§ **ASSIGNED TASK**: Through the line that contains "Task: Write the SMILES of this molecule.", return the data below exactly, starting at its first line; leave the rest out.

§ **DATA PROVIDED**:
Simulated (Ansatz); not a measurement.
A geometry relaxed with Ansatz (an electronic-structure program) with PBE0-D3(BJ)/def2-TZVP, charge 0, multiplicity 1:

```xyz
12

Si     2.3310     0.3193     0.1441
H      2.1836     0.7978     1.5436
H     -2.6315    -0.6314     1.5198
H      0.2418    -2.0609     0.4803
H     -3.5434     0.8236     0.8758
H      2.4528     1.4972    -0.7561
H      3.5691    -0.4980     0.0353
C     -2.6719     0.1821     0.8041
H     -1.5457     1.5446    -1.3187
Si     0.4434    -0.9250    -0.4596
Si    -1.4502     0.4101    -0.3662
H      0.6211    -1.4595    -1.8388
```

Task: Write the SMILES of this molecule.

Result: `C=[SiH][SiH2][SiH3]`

§ **EXERCISE SOLUTION**:
Simulated (Ansatz); not a measurement.
A geometry relaxed with Ansatz (an electronic-structure program) with PBE0-D3(BJ)/def2-TZVP, charge 0, multiplicity 1:

```xyz
12

Si     2.3310     0.3193     0.1441
H      2.1836     0.7978     1.5436
H     -2.6315    -0.6314     1.5198
H      0.2418    -2.0609     0.4803
H     -3.5434     0.8236     0.8758
H      2.4528     1.4972    -0.7561
H      3.5691    -0.4980     0.0353
C     -2.6719     0.1821     0.8041
H     -1.5457     1.5446    -1.3187
Si     0.4434    -0.9250    -0.4596
Si    -1.4502     0.4101    -0.3662
H      0.6211    -1.4595    -1.8388
```

Task: Write the SMILES of this molecule.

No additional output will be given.